====================

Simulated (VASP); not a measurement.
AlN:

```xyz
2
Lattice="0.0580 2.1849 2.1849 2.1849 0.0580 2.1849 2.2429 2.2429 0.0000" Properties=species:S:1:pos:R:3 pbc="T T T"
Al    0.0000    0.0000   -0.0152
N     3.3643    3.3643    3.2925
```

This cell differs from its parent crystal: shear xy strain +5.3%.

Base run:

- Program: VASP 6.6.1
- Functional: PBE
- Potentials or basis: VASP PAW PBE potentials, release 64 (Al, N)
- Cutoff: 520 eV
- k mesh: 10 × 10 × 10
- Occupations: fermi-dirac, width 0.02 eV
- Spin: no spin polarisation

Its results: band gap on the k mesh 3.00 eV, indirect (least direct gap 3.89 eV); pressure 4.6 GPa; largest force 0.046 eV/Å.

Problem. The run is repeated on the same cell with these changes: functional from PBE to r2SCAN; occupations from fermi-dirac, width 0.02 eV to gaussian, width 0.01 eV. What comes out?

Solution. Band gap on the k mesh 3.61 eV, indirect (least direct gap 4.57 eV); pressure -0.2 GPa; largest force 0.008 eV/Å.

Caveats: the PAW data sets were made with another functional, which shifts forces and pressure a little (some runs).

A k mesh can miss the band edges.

====================

#### Assigned task:
Restate the data word for word, leaving nothing out.

#### Exercise solution:
Simulated (VASP); not a measurement.
AlN:

```xyz
2
Lattice="0.0580 2.1849 2.1849 2.1849 0.0580 2.1849 2.2429 2.2429 0.0000" Properties=species:S:1:pos:R:3 pbc="T T T"
Al    0.0000    0.0000   -0.0152
N     3.3643    3.3643    3.2925
```

This cell differs from its parent crystal: shear xy strain +5.3%.

Base run:

- Program: VASP 6.6.1
- Functional: PBE
- Potentials or basis: VASP PAW PBE potentials, release 64 (Al, N)
- Cutoff: 520 eV
- k mesh: 10 × 10 × 10
- Occupations: fermi-dirac, width 0.02 eV
- Spin: no spin polarisation

Its results: band gap on the k mesh 3.00 eV, indirect (least direct gap 3.89 eV); pressure 4.6 GPa; largest force 0.046 eV/Å.

Problem. The run is repeated on the same cell with these changes: functional from PBE to r2SCAN; occupations from fermi-dirac, width 0.02 eV to gaussian, width 0.01 eV. What comes out?

Solution. Band gap on the k mesh 3.61 eV, indirect (least direct gap 4.57 eV); pressure -0.2 GPa; largest force 0.008 eV/Å.

Caveats: the PAW data sets were made with another functional, which shifts forces and pressure a little (some runs).

A k mesh can miss the band edges.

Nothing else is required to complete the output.